■ SUPPLIED ENTRIES
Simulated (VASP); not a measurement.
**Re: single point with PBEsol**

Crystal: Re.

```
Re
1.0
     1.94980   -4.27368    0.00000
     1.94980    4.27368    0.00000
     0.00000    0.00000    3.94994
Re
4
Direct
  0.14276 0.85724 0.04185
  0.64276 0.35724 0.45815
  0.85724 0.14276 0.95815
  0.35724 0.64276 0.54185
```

■ EXERCISE
Every entry is to be restated exactly, with no line dropped.

■ PROBLEM SOLUTION
Simulated (VASP); not a measurement.
**Re: single point with PBEsol**

Crystal: Re.

```
Re
1.0
     1.94980   -4.27368    0.00000
     1.94980    4.27368    0.00000
     0.00000    0.00000    3.94994
Re
4
Direct
  0.14276 0.85724 0.04185
  0.64276 0.35724 0.45815
  0.85724 0.14276 0.95815
  0.35724 0.64276 0.54185
```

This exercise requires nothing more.